- [Action item] Exactly the lines starting at the line containing "Computed with Ansatz" and ending at the line containing "Atoms are counted" are to be written out from the listing below, both included.

Start of Provided records

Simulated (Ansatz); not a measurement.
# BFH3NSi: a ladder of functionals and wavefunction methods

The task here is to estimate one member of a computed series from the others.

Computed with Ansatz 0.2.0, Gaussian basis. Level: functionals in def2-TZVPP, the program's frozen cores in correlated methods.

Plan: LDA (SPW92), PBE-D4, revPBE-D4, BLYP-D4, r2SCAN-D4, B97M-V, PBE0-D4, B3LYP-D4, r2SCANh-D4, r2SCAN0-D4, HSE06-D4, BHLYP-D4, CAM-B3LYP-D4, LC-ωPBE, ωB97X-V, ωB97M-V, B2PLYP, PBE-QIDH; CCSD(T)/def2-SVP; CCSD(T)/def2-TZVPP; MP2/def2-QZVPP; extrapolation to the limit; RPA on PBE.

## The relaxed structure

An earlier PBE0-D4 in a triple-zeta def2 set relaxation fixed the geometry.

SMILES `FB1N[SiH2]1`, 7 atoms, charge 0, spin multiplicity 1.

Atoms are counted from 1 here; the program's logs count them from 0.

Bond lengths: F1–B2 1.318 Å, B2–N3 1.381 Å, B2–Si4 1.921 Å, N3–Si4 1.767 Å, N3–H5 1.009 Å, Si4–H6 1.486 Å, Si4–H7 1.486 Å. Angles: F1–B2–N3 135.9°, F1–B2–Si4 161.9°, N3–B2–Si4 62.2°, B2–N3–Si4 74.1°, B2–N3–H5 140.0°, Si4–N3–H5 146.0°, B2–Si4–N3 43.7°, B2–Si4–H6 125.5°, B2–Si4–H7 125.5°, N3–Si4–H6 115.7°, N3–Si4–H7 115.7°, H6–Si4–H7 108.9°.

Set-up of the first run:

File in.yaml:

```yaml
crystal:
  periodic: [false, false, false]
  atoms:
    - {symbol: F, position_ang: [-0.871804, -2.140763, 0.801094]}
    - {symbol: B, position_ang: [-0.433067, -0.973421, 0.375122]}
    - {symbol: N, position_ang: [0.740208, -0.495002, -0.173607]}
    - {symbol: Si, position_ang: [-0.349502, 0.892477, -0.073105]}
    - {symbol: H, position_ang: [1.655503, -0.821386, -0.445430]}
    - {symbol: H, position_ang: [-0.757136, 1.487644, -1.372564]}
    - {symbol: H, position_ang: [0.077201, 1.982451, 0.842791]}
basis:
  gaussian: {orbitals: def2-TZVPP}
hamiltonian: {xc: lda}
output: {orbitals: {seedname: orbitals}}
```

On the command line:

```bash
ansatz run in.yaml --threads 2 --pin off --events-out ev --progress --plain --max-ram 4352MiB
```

End of Provided records

- [Answer area]
Computed with Ansatz 0.2.0, Gaussian basis. Level: functionals in def2-TZVPP, the program's frozen cores in correlated methods.

Plan: LDA (SPW92), PBE-D4, revPBE-D4, BLYP-D4, r2SCAN-D4, B97M-V, PBE0-D4, B3LYP-D4, r2SCANh-D4, r2SCAN0-D4, HSE06-D4, BHLYP-D4, CAM-B3LYP-D4, LC-ωPBE, ωB97X-V, ωB97M-V, B2PLYP, PBE-QIDH; CCSD(T)/def2-SVP; CCSD(T)/def2-TZVPP; MP2/def2-QZVPP; extrapolation to the limit; RPA on PBE.

## The relaxed structure

An earlier PBE0-D4 in a triple-zeta def2 set relaxation fixed the geometry.

SMILES `FB1N[SiH2]1`, 7 atoms, charge 0, spin multiplicity 1.

Atoms are counted from 1 here; the program's logs count them from 0.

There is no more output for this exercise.